○ ○ ○ ○ ○

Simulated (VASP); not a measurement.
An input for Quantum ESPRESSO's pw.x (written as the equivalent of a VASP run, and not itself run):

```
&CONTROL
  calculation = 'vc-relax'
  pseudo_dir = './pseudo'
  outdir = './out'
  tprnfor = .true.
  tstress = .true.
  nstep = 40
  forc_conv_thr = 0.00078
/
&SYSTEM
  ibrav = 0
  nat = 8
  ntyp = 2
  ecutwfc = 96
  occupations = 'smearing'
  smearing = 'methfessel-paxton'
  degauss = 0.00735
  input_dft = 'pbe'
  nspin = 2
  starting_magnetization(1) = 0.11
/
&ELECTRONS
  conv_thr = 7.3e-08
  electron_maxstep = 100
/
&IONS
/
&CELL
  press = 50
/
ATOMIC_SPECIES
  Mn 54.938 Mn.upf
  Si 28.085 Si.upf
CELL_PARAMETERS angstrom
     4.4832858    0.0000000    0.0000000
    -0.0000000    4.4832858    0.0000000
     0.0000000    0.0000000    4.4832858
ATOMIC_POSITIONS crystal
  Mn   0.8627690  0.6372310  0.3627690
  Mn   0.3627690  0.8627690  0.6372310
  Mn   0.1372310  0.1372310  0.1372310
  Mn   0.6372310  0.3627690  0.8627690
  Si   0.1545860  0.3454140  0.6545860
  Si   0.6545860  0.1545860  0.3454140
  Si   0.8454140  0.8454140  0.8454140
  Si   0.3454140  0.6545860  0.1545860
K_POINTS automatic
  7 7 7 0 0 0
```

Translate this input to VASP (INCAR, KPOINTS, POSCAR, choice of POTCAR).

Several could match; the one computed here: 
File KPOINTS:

○ ○ ○ ○ ○

Brief ▸
From the first line above through the line that contains "Several could match;", quote each line exactly. Output nothing more.

Your response ▸
Simulated (VASP); not a measurement.
An input for Quantum ESPRESSO's pw.x (written as the equivalent of a VASP run, and not itself run):

```
&CONTROL
  calculation = 'vc-relax'
  pseudo_dir = './pseudo'
  outdir = './out'
  tprnfor = .true.
  tstress = .true.
  nstep = 40
  forc_conv_thr = 0.00078
/
&SYSTEM
  ibrav = 0
  nat = 8
  ntyp = 2
  ecutwfc = 96
  occupations = 'smearing'
  smearing = 'methfessel-paxton'
  degauss = 0.00735
  input_dft = 'pbe'
  nspin = 2
  starting_magnetization(1) = 0.11
/
&ELECTRONS
  conv_thr = 7.3e-08
  electron_maxstep = 100
/
&IONS
/
&CELL
  press = 50
/
ATOMIC_SPECIES
  Mn 54.938 Mn.upf
  Si 28.085 Si.upf
CELL_PARAMETERS angstrom
     4.4832858    0.0000000    0.0000000
    -0.0000000    4.4832858    0.0000000
     0.0000000    0.0000000    4.4832858
ATOMIC_POSITIONS crystal
  Mn   0.8627690  0.6372310  0.3627690
  Mn   0.3627690  0.8627690  0.6372310
  Mn   0.1372310  0.1372310  0.1372310
  Mn   0.6372310  0.3627690  0.8627690
  Si   0.1545860  0.3454140  0.6545860
  Si   0.6545860  0.1545860  0.3454140
  Si   0.8454140  0.8454140  0.8454140
  Si   0.3454140  0.6545860  0.1545860
K_POINTS automatic
  7 7 7 0 0 0
```

Translate this input to VASP (INCAR, KPOINTS, POSCAR, choice of POTCAR).

Several could match; the one computed here: 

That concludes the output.